Everything in the listing below needs to be retyped exactly.

**Dataset content**
**********

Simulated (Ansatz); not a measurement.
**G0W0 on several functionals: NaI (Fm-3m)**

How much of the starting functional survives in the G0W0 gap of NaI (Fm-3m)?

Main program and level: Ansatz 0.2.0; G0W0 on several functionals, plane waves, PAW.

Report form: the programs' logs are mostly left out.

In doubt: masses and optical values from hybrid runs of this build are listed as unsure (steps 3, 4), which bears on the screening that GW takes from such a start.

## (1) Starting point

**********

**Answer section**
Simulated (Ansatz); not a measurement.
**G0W0 on several functionals: NaI (Fm-3m)**

How much of the starting functional survives in the G0W0 gap of NaI (Fm-3m)?

Main program and level: Ansatz 0.2.0; G0W0 on several functionals, plane waves, PAW.

Report form: the programs' logs are mostly left out.

In doubt: masses and optical values from hybrid runs of this build are listed as unsure (steps 3, 4), which bears on the screening that GW takes from such a start.

## (1) Starting point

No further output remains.